**Source information:**

***

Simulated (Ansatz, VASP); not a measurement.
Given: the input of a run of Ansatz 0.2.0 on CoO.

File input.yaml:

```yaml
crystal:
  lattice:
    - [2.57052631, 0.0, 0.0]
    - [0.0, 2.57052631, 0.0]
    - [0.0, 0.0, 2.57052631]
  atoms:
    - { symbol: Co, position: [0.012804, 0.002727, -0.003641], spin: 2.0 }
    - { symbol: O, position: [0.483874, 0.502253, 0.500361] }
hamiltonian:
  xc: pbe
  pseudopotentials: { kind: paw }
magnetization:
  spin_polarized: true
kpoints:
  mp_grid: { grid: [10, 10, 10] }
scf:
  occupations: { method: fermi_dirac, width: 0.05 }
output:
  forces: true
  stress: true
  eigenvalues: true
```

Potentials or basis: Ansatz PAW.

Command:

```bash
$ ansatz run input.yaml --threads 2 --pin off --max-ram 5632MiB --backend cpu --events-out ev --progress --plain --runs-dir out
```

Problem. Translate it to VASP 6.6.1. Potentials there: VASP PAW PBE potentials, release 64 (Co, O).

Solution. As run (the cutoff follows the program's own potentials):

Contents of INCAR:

***

**Work task:**
Each line in the listing is to be returned exactly.

**Worked solution:**
Simulated (Ansatz, VASP); not a measurement.
Given: the input of a run of Ansatz 0.2.0 on CoO.

File input.yaml:

```yaml
crystal:
  lattice:
    - [2.57052631, 0.0, 0.0]
    - [0.0, 2.57052631, 0.0]
    - [0.0, 0.0, 2.57052631]
  atoms:
    - { symbol: Co, position: [0.012804, 0.002727, -0.003641], spin: 2.0 }
    - { symbol: O, position: [0.483874, 0.502253, 0.500361] }
hamiltonian:
  xc: pbe
  pseudopotentials: { kind: paw }
magnetization:
  spin_polarized: true
kpoints:
  mp_grid: { grid: [10, 10, 10] }
scf:
  occupations: { method: fermi_dirac, width: 0.05 }
output:
  forces: true
  stress: true
  eigenvalues: true
```

Potentials or basis: Ansatz PAW.

Command:

```bash
$ ansatz run input.yaml --threads 2 --pin off --max-ram 5632MiB --backend cpu --events-out ev --progress --plain --runs-dir out
```

Problem. Translate it to VASP 6.6.1. Potentials there: VASP PAW PBE potentials, release 64 (Co, O).

Solution. As run (the cutoff follows the program's own potentials):

Contents of INCAR:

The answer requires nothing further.